Work instruction »
Once you have located the line containing "The calculation is run with NWChem 7.3.0." in the material below, return it exactly along with each line after it through the line containing "CH5BO has 8".

Entries supplied »
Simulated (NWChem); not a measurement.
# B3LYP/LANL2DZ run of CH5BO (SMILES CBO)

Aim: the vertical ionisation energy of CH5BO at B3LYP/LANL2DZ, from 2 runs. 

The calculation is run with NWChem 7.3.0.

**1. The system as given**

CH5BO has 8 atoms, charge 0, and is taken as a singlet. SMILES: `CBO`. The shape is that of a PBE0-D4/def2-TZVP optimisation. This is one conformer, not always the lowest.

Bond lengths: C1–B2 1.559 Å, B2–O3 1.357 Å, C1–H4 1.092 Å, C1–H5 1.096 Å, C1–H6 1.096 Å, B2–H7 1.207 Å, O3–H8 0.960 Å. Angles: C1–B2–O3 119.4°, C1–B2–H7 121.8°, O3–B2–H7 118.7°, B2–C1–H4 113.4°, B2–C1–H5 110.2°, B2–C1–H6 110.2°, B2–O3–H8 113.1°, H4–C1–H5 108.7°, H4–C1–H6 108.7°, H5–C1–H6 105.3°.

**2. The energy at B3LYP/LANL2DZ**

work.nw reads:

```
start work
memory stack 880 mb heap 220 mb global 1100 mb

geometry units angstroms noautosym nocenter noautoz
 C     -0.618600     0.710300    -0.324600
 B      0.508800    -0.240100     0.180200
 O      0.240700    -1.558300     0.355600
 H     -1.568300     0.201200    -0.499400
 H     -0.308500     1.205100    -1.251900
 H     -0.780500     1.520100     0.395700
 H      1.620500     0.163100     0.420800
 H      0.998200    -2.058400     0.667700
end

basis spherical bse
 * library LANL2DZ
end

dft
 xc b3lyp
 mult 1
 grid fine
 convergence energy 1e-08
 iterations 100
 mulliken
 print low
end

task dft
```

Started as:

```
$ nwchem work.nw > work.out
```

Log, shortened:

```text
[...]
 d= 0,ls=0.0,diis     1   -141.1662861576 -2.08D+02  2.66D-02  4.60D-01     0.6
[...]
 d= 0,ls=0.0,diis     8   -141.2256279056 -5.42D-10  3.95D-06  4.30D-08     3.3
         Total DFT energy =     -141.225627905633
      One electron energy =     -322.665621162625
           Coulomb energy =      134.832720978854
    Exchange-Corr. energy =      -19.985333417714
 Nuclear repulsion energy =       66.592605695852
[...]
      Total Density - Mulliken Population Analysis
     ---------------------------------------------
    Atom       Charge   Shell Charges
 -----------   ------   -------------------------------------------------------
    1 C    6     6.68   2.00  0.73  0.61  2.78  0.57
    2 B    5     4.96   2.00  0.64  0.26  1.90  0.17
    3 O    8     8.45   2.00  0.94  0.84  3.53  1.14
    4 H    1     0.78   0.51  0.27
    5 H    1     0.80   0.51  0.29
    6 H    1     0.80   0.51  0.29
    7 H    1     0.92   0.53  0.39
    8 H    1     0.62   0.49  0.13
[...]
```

Result »
The calculation is run with NWChem 7.3.0.

**1. The system as given**

CH5BO has 8 atoms, charge 0, and is taken as a singlet. SMILES: `CBO`. The shape is that of a PBE0-D4/def2-TZVP optimisation. This is one conformer, not always the lowest.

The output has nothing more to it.